** Opening Provided data block **

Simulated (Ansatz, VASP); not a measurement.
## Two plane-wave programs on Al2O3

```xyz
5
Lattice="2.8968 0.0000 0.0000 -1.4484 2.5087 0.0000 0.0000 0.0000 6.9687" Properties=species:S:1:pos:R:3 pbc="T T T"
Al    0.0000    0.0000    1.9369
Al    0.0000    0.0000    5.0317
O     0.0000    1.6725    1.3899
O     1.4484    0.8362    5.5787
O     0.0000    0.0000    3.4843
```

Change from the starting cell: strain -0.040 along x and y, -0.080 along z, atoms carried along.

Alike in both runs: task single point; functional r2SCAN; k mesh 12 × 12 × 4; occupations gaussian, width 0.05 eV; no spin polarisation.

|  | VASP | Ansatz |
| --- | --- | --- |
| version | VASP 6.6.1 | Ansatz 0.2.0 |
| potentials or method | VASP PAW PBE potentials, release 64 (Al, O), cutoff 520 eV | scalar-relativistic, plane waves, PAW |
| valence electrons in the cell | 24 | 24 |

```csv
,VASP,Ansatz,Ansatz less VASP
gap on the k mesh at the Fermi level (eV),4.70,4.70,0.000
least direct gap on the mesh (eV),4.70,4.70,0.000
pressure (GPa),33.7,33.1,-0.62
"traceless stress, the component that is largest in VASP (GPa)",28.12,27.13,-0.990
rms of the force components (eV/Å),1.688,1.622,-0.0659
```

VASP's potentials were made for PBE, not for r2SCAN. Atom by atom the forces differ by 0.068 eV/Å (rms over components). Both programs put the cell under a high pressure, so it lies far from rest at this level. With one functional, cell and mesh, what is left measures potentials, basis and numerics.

** Closing Provided data block **

▸ **Work order**:
Leave out every line after the one with "Change from the". Reproduce the material above exactly from its first line through that line.

▸ **Task output**:
Simulated (Ansatz, VASP); not a measurement.
## Two plane-wave programs on Al2O3

```xyz
5
Lattice="2.8968 0.0000 0.0000 -1.4484 2.5087 0.0000 0.0000 0.0000 6.9687" Properties=species:S:1:pos:R:3 pbc="T T T"
Al    0.0000    0.0000    1.9369
Al    0.0000    0.0000    5.0317
O     0.0000    1.6725    1.3899
O     1.4484    0.8362    5.5787
O     0.0000    0.0000    3.4843
```

Change from the starting cell: strain -0.040 along x and y, -0.080 along z, atoms carried along.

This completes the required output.